* [ACTIVITY]:
Write out exactly the lines of the entries below, from the first through the line containing "1e-06; NBANDS = 20", and nothing beyond them.

* [RECORD SET]:
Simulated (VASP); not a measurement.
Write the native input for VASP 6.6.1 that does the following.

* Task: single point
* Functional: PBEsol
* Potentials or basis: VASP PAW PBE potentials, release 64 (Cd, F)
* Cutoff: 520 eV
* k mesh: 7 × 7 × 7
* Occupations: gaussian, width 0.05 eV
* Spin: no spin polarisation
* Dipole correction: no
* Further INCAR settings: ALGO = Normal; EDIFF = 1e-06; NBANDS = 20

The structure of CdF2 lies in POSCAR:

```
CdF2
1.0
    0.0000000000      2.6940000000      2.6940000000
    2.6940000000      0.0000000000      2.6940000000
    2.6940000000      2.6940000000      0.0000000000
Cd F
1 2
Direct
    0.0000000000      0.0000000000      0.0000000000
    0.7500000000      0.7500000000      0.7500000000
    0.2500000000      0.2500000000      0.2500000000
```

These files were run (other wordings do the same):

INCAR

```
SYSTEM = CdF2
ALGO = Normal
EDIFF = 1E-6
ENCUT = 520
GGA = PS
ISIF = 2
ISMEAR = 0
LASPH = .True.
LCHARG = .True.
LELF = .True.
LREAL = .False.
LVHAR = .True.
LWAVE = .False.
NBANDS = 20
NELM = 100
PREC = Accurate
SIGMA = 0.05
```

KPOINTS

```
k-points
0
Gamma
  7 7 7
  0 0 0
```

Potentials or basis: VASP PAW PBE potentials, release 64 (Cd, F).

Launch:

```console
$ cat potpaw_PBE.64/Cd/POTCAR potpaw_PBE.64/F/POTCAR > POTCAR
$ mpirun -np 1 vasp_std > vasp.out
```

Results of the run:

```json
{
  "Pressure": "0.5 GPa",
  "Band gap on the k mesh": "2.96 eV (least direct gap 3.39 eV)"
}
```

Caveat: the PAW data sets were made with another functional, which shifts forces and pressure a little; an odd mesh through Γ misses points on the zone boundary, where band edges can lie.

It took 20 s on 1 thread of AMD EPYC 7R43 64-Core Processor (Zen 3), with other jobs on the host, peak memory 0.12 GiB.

* [ANSWER SECTION]:
Simulated (VASP); not a measurement.
Write the native input for VASP 6.6.1 that does the following.

* Task: single point
* Functional: PBEsol
* Potentials or basis: VASP PAW PBE potentials, release 64 (Cd, F)
* Cutoff: 520 eV
* k mesh: 7 × 7 × 7
* Occupations: gaussian, width 0.05 eV
* Spin: no spin polarisation
* Dipole correction: no
* Further INCAR settings: ALGO = Normal; EDIFF = 1e-06; NBANDS = 20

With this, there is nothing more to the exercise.